WORK ITEM =>
Copy the lines below verbatim. Begin with the first and end with the line containing "The last row matches".

BEGIN DATA EXCERPTS

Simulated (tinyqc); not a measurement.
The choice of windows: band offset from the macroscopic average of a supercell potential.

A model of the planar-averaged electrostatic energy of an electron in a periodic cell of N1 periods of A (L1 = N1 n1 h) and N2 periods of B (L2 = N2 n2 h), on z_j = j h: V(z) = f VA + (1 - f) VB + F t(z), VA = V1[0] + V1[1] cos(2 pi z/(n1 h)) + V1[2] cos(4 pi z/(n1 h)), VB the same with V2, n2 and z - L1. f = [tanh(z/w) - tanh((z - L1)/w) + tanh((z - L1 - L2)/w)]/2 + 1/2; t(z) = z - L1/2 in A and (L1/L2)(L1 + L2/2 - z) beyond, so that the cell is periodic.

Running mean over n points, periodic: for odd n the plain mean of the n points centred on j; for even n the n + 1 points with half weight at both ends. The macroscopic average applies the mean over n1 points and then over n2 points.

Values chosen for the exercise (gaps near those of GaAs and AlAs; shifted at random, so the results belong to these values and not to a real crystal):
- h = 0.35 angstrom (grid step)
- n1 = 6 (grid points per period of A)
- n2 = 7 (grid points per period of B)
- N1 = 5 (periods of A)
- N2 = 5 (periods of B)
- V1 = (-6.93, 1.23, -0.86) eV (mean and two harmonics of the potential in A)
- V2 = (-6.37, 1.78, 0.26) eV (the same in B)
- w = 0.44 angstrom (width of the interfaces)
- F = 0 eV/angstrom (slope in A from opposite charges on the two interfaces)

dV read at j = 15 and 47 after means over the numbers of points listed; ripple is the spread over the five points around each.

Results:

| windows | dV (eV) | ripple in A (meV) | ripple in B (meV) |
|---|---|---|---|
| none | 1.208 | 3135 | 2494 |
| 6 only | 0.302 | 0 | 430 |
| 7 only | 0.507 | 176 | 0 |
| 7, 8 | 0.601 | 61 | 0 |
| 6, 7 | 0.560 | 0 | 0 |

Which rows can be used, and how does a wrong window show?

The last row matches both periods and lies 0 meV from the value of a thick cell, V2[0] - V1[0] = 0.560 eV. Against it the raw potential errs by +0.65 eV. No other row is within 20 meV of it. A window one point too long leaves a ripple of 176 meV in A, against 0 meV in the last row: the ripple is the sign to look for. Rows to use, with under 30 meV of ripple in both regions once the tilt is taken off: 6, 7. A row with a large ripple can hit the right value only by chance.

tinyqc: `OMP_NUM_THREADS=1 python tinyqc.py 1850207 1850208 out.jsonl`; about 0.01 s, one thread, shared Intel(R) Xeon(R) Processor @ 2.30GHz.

END DATA EXCERPTS

EXERCISE SOLUTION =>
Simulated (tinyqc); not a measurement.
The choice of windows: band offset from the macroscopic average of a supercell potential.

A model of the planar-averaged electrostatic energy of an electron in a periodic cell of N1 periods of A (L1 = N1 n1 h) and N2 periods of B (L2 = N2 n2 h), on z_j = j h: V(z) = f VA + (1 - f) VB + F t(z), VA = V1[0] + V1[1] cos(2 pi z/(n1 h)) + V1[2] cos(4 pi z/(n1 h)), VB the same with V2, n2 and z - L1. f = [tanh(z/w) - tanh((z - L1)/w) + tanh((z - L1 - L2)/w)]/2 + 1/2; t(z) = z - L1/2 in A and (L1/L2)(L1 + L2/2 - z) beyond, so that the cell is periodic.

Running mean over n points, periodic: for odd n the plain mean of the n points centred on j; for even n the n + 1 points with half weight at both ends. The macroscopic average applies the mean over n1 points and then over n2 points.

Values chosen for the exercise (gaps near those of GaAs and AlAs; shifted at random, so the results belong to these values and not to a real crystal):
- h = 0.35 angstrom (grid step)
- n1 = 6 (grid points per period of A)
- n2 = 7 (grid points per period of B)
- N1 = 5 (periods of A)
- N2 = 5 (periods of B)
- V1 = (-6.93, 1.23, -0.86) eV (mean and two harmonics of the potential in A)
- V2 = (-6.37, 1.78, 0.26) eV (the same in B)
- w = 0.44 angstrom (width of the interfaces)
- F = 0 eV/angstrom (slope in A from opposite charges on the two interfaces)

dV read at j = 15 and 47 after means over the numbers of points listed; ripple is the spread over the five points around each.

Results:

| windows | dV (eV) | ripple in A (meV) | ripple in B (meV) |
|---|---|---|---|
| none | 1.208 | 3135 | 2494 |
| 6 only | 0.302 | 0 | 430 |
| 7 only | 0.507 | 176 | 0 |
| 7, 8 | 0.601 | 61 | 0 |
| 6, 7 | 0.560 | 0 | 0 |

Which rows can be used, and how does a wrong window show?

The last row matches both periods and lies 0 meV from the value of a thick cell, V2[0] - V1[0] = 0.560 eV. Against it the raw potential errs by +0.65 eV. No other row is within 20 meV of it. A window one point too long leaves a ripple of 176 meV in A, against 0 meV in the last row: the ripple is the sign to look for. Rows to use, with under 30 meV of ripple in both regions once the tilt is taken off: 6, 7. A row with a large ripple can hit the right value only by chance.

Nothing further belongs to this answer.